☆ ☆ ☆ ☆ ☆

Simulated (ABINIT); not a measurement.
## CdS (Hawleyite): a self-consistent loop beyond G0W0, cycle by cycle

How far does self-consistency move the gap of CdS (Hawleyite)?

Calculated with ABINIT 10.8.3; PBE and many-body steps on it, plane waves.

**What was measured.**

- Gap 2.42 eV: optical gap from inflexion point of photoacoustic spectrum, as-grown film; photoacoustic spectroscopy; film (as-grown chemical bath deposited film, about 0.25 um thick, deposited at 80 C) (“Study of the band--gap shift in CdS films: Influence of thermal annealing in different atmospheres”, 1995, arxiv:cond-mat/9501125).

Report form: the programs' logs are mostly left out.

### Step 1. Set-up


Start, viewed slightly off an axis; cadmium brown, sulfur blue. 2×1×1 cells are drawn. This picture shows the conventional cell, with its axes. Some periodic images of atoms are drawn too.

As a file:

☆ ☆ ☆ ☆ ☆

▶ [BRIEF]: Restate all of the data above. Match it word for word.

▶ [RESPONSE AREA]:
Simulated (ABINIT); not a measurement.
## CdS (Hawleyite): a self-consistent loop beyond G0W0, cycle by cycle

How far does self-consistency move the gap of CdS (Hawleyite)?

Calculated with ABINIT 10.8.3; PBE and many-body steps on it, plane waves.

**What was measured.**

- Gap 2.42 eV: optical gap from inflexion point of photoacoustic spectrum, as-grown film; photoacoustic spectroscopy; film (as-grown chemical bath deposited film, about 0.25 um thick, deposited at 80 C) (“Study of the band--gap shift in CdS films: Influence of thermal annealing in different atmospheres”, 1995, arxiv:cond-mat/9501125).

Report form: the programs' logs are mostly left out.

### Step 1. Set-up


Start, viewed slightly off an axis; cadmium brown, sulfur blue. 2×1×1 cells are drawn. This picture shows the conventional cell, with its axes. Some periodic images of atoms are drawn too.

As a file:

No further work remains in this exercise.